[ACTIVITY]: What you return must be every line from the beginning of the data through the line holding "Potentials or basis: VASP", unchanged.

**********

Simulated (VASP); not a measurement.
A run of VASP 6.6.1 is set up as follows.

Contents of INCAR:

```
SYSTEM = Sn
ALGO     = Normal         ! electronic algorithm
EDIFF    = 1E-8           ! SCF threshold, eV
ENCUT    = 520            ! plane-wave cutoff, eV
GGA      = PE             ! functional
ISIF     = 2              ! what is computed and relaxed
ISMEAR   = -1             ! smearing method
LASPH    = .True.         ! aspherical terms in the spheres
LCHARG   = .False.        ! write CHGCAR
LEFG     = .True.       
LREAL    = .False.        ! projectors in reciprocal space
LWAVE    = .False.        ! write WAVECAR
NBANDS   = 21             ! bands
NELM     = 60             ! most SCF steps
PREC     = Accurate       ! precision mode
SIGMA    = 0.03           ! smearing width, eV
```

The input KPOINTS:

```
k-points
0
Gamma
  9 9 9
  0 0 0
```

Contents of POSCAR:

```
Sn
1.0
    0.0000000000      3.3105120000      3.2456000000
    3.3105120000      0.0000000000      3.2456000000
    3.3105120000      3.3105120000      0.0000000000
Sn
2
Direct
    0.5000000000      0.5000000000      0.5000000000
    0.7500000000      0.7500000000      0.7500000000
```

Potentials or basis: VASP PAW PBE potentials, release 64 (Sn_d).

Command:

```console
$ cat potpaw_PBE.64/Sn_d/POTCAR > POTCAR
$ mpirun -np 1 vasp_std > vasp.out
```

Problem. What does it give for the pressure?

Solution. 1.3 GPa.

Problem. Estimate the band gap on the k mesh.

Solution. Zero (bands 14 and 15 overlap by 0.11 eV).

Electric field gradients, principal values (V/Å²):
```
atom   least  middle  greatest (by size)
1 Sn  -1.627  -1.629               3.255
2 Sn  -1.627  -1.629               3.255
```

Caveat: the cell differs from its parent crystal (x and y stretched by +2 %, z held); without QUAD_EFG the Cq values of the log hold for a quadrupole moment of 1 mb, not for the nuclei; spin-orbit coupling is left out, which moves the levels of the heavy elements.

**********

[ANSWER AREA]:
Simulated (VASP); not a measurement.
A run of VASP 6.6.1 is set up as follows.

Contents of INCAR:

```
SYSTEM = Sn
ALGO     = Normal         ! electronic algorithm
EDIFF    = 1E-8           ! SCF threshold, eV
ENCUT    = 520            ! plane-wave cutoff, eV
GGA      = PE             ! functional
ISIF     = 2              ! what is computed and relaxed
ISMEAR   = -1             ! smearing method
LASPH    = .True.         ! aspherical terms in the spheres
LCHARG   = .False.        ! write CHGCAR
LEFG     = .True.       
LREAL    = .False.        ! projectors in reciprocal space
LWAVE    = .False.        ! write WAVECAR
NBANDS   = 21             ! bands
NELM     = 60             ! most SCF steps
PREC     = Accurate       ! precision mode
SIGMA    = 0.03           ! smearing width, eV
```

The input KPOINTS:

```
k-points
0
Gamma
  9 9 9
  0 0 0
```

Contents of POSCAR:

```
Sn
1.0
    0.0000000000      3.3105120000      3.2456000000
    3.3105120000      0.0000000000      3.2456000000
    3.3105120000      3.3105120000      0.0000000000
Sn
2
Direct
    0.5000000000      0.5000000000      0.5000000000
    0.7500000000      0.7500000000      0.7500000000
```

Potentials or basis: VASP PAW PBE potentials, release 64 (Sn_d).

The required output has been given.